◆ **Data for review**:
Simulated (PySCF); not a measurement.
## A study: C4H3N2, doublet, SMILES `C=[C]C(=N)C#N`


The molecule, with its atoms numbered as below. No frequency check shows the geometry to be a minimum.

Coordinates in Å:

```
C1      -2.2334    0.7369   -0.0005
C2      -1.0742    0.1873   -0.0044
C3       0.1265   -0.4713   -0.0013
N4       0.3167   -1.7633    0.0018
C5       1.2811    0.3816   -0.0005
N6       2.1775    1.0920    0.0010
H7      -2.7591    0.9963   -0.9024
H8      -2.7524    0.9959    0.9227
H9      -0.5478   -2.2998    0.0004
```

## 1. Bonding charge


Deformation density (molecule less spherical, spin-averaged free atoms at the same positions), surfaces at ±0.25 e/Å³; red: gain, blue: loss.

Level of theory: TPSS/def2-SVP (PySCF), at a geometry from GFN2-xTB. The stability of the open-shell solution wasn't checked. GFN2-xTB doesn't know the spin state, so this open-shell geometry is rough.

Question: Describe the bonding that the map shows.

◆ **Brief**:
Restate every entry word for word.

◆ **Your solution**:
Simulated (PySCF); not a measurement.
## A study: C4H3N2, doublet, SMILES `C=[C]C(=N)C#N`


The molecule, with its atoms numbered as below. No frequency check shows the geometry to be a minimum.

Coordinates in Å:

```
C1      -2.2334    0.7369   -0.0005
C2      -1.0742    0.1873   -0.0044
C3       0.1265   -0.4713   -0.0013
N4       0.3167   -1.7633    0.0018
C5       1.2811    0.3816   -0.0005
N6       2.1775    1.0920    0.0010
H7      -2.7591    0.9963   -0.9024
H8      -2.7524    0.9959    0.9227
H9      -0.5478   -2.2998    0.0004
```

## 1. Bonding charge


Deformation density (molecule less spherical, spin-averaged free atoms at the same positions), surfaces at ±0.25 e/Å³; red: gain, blue: loss.

Level of theory: TPSS/def2-SVP (PySCF), at a geometry from GFN2-xTB. The stability of the open-shell solution wasn't checked. GFN2-xTB doesn't know the spin state, so this open-shell geometry is rough.

Question: Describe the bonding that the map shows.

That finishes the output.